════════════════════

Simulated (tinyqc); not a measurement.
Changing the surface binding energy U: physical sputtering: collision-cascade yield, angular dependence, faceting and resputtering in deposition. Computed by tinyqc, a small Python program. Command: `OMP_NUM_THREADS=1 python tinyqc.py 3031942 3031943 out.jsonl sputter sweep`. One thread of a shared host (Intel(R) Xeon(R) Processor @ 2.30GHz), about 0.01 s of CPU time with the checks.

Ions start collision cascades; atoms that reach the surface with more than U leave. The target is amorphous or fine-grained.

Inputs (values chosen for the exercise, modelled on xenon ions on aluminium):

════════════════════

WORK ITEM -
As the exercise requires, copy out the data shown above word for word.

RESULT -
Simulated (tinyqc); not a measurement.
Changing the surface binding energy U: physical sputtering: collision-cascade yield, angular dependence, faceting and resputtering in deposition. Computed by tinyqc, a small Python program. Command: `OMP_NUM_THREADS=1 python tinyqc.py 3031942 3031943 out.jsonl sputter sweep`. One thread of a shared host (Intel(R) Xeon(R) Processor @ 2.30GHz), about 0.01 s of CPU time with the checks.

Ions start collision cascades; atoms that reach the surface with more than U leave. The target is amorphous or fine-grained.

Inputs (values chosen for the exercise, modelled on xenon ions on aluminium):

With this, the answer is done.